——
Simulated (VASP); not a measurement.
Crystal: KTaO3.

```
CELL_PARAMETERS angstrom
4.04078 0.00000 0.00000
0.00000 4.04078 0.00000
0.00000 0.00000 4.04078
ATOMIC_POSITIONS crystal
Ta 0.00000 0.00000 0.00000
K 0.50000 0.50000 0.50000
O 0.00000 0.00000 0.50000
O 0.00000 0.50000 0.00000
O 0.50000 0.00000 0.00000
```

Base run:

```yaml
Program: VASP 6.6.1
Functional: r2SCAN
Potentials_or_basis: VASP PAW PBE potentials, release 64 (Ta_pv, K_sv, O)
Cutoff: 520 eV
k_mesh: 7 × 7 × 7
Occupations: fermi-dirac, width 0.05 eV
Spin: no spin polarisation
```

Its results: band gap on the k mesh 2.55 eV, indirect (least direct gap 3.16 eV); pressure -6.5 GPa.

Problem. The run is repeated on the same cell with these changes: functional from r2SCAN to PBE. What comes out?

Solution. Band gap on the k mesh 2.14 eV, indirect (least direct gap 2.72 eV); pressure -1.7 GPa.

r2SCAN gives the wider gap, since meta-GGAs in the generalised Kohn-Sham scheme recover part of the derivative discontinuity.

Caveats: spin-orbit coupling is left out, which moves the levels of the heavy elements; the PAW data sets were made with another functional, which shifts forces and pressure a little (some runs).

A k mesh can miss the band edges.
——

> **Requirement**: From the first line of the material above down to the line with "r2SCAN gives the", output each line exactly; include both of those lines and add no others.

> **Worked solution**:
Simulated (VASP); not a measurement.
Crystal: KTaO3.

```
CELL_PARAMETERS angstrom
4.04078 0.00000 0.00000
0.00000 4.04078 0.00000
0.00000 0.00000 4.04078
ATOMIC_POSITIONS crystal
Ta 0.00000 0.00000 0.00000
K 0.50000 0.50000 0.50000
O 0.00000 0.00000 0.50000
O 0.00000 0.50000 0.00000
O 0.50000 0.00000 0.00000
```

Base run:

```yaml
Program: VASP 6.6.1
Functional: r2SCAN
Potentials_or_basis: VASP PAW PBE potentials, release 64 (Ta_pv, K_sv, O)
Cutoff: 520 eV
k_mesh: 7 × 7 × 7
Occupations: fermi-dirac, width 0.05 eV
Spin: no spin polarisation
```

Its results: band gap on the k mesh 2.55 eV, indirect (least direct gap 3.16 eV); pressure -6.5 GPa.

Problem. The run is repeated on the same cell with these changes: functional from r2SCAN to PBE. What comes out?

Solution. Band gap on the k mesh 2.14 eV, indirect (least direct gap 2.72 eV); pressure -1.7 GPa.

r2SCAN gives the wider gap, since meta-GGAs in the generalised Kohn-Sham scheme recover part of the derivative discontinuity.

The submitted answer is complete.